**Activity:** Repeat the records given below in full, with no changes.

════════════════════
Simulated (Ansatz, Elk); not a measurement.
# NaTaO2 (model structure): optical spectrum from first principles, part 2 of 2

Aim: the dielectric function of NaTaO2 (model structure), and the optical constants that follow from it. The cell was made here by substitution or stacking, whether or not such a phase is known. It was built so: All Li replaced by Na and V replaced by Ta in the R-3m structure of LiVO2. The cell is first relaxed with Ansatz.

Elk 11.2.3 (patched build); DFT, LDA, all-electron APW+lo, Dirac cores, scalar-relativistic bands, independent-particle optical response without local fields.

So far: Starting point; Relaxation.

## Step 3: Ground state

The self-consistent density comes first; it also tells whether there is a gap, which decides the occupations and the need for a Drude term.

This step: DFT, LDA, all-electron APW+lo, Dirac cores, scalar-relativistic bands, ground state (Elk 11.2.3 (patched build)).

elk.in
════════════════════

**Answer area:**
Simulated (Ansatz, Elk); not a measurement.
# NaTaO2 (model structure): optical spectrum from first principles, part 2 of 2

Aim: the dielectric function of NaTaO2 (model structure), and the optical constants that follow from it. The cell was made here by substitution or stacking, whether or not such a phase is known. It was built so: All Li replaced by Na and V replaced by Ta in the R-3m structure of LiVO2. The cell is first relaxed with Ansatz.

Elk 11.2.3 (patched build); DFT, LDA, all-electron APW+lo, Dirac cores, scalar-relativistic bands, independent-particle optical response without local fields.

So far: Starting point; Relaxation.

## Step 3: Ground state

The self-consistent density comes first; it also tells whether there is a gap, which decides the occupations and the need for a Drude term.

This step: DFT, LDA, all-electron APW+lo, Dirac cores, scalar-relativistic bands, ground state (Elk 11.2.3 (patched build)).

elk.in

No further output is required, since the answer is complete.